§ **Work request**: Transcribe the listing from its top line through the line with "(2) Work out". Keep it exact, both ends included, and add nothing.

§ **Data**:
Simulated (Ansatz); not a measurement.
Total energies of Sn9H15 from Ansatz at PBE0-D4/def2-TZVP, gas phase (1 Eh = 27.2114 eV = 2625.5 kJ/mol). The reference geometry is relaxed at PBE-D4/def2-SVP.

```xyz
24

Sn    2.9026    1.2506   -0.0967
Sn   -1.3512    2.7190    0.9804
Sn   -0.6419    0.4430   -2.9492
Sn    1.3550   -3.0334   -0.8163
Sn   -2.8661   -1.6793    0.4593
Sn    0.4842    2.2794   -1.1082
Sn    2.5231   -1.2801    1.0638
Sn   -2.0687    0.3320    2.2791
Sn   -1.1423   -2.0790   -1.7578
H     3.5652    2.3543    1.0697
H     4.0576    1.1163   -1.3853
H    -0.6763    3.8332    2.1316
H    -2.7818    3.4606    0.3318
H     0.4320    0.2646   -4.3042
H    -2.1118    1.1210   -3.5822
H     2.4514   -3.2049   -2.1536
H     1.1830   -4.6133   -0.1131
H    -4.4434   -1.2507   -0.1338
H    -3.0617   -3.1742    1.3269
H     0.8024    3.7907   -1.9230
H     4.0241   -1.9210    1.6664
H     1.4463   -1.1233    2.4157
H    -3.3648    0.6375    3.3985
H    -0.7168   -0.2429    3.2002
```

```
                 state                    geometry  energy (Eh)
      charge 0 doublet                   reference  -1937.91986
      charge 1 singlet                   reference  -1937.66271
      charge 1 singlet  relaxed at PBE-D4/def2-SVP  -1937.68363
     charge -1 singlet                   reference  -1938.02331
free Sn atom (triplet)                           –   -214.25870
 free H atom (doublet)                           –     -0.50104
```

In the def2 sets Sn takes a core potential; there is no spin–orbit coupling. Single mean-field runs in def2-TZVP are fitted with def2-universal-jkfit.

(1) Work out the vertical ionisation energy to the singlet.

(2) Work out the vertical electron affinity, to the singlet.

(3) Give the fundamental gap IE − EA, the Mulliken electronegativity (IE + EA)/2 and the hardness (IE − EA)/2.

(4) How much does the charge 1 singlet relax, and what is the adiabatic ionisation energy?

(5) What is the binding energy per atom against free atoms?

§ **Answer area**:
Simulated (Ansatz); not a measurement.
Total energies of Sn9H15 from Ansatz at PBE0-D4/def2-TZVP, gas phase (1 Eh = 27.2114 eV = 2625.5 kJ/mol). The reference geometry is relaxed at PBE-D4/def2-SVP.

```xyz
24

Sn    2.9026    1.2506   -0.0967
Sn   -1.3512    2.7190    0.9804
Sn   -0.6419    0.4430   -2.9492
Sn    1.3550   -3.0334   -0.8163
Sn   -2.8661   -1.6793    0.4593
Sn    0.4842    2.2794   -1.1082
Sn    2.5231   -1.2801    1.0638
Sn   -2.0687    0.3320    2.2791
Sn   -1.1423   -2.0790   -1.7578
H     3.5652    2.3543    1.0697
H     4.0576    1.1163   -1.3853
H    -0.6763    3.8332    2.1316
H    -2.7818    3.4606    0.3318
H     0.4320    0.2646   -4.3042
H    -2.1118    1.1210   -3.5822
H     2.4514   -3.2049   -2.1536
H     1.1830   -4.6133   -0.1131
H    -4.4434   -1.2507   -0.1338
H    -3.0617   -3.1742    1.3269
H     0.8024    3.7907   -1.9230
H     4.0241   -1.9210    1.6664
H     1.4463   -1.1233    2.4157
H    -3.3648    0.6375    3.3985
H    -0.7168   -0.2429    3.2002
```

```
                 state                    geometry  energy (Eh)
      charge 0 doublet                   reference  -1937.91986
      charge 1 singlet                   reference  -1937.66271
      charge 1 singlet  relaxed at PBE-D4/def2-SVP  -1937.68363
     charge -1 singlet                   reference  -1938.02331
free Sn atom (triplet)                           –   -214.25870
 free H atom (doublet)                           –     -0.50104
```

In the def2 sets Sn takes a core potential; there is no spin–orbit coupling. Single mean-field runs in def2-TZVP are fitted with def2-universal-jkfit.

(1) Work out the vertical ionisation energy to the singlet.

(2) Work out the vertical electron affinity, to the singlet.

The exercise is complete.